## Supplied entries
<<<<

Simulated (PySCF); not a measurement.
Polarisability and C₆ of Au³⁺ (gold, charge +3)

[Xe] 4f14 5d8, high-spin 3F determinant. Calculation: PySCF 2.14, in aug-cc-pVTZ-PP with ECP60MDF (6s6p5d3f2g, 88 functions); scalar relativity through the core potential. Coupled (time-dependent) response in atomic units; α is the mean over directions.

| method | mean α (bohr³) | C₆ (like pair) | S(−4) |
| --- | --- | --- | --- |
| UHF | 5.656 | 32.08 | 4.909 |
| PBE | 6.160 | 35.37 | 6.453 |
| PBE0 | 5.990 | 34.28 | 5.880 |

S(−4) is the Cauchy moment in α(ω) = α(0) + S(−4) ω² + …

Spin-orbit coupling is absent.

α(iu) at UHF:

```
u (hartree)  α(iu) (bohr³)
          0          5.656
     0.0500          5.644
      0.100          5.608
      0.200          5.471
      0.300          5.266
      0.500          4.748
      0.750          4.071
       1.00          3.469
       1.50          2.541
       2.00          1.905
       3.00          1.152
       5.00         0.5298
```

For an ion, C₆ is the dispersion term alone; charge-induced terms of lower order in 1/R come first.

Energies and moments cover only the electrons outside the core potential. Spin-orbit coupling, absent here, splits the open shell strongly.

>>>>

## Assignment
Look above and repeat, character for character, the lines from the first one to the line with "35.37 | 6.453 |", counting both.

## Task result
Simulated (PySCF); not a measurement.
Polarisability and C₆ of Au³⁺ (gold, charge +3)

[Xe] 4f14 5d8, high-spin 3F determinant. Calculation: PySCF 2.14, in aug-cc-pVTZ-PP with ECP60MDF (6s6p5d3f2g, 88 functions); scalar relativity through the core potential. Coupled (time-dependent) response in atomic units; α is the mean over directions.

| method | mean α (bohr³) | C₆ (like pair) | S(−4) |
| --- | --- | --- | --- |
| UHF | 5.656 | 32.08 | 4.909 |
| PBE | 6.160 | 35.37 | 6.453 |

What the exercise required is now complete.